→ Requirement
Retype each entry below exactly as it stands.

→ Given data
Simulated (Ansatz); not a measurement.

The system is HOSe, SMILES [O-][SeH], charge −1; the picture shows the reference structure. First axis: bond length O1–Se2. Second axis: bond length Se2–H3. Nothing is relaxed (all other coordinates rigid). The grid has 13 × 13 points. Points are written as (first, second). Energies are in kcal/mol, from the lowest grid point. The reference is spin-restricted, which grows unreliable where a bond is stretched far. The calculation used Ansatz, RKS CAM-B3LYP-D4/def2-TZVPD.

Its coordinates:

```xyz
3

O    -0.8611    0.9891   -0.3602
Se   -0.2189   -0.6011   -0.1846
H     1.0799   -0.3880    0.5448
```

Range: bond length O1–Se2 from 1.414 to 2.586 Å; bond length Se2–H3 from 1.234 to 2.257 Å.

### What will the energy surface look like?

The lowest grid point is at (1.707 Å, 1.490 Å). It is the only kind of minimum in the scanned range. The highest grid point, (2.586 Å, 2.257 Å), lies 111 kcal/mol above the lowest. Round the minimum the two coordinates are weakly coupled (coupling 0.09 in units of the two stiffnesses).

→ Task solution
Simulated (Ansatz); not a measurement.

The system is HOSe, SMILES [O-][SeH], charge −1; the picture shows the reference structure. First axis: bond length O1–Se2. Second axis: bond length Se2–H3. Nothing is relaxed (all other coordinates rigid). The grid has 13 × 13 points. Points are written as (first, second). Energies are in kcal/mol, from the lowest grid point. The reference is spin-restricted, which grows unreliable where a bond is stretched far. The calculation used Ansatz, RKS CAM-B3LYP-D4/def2-TZVPD.

Its coordinates:

```xyz
3

O    -0.8611    0.9891   -0.3602
Se   -0.2189   -0.6011   -0.1846
H     1.0799   -0.3880    0.5448
```

Range: bond length O1–Se2 from 1.414 to 2.586 Å; bond length Se2–H3 from 1.234 to 2.257 Å.

### What will the energy surface look like?

The lowest grid point is at (1.707 Å, 1.490 Å). It is the only kind of minimum in the scanned range. The highest grid point, (2.586 Å, 2.257 Å), lies 111 kcal/mol above the lowest. Round the minimum the two coordinates are weakly coupled (coupling 0.09 in units of the two stiffnesses).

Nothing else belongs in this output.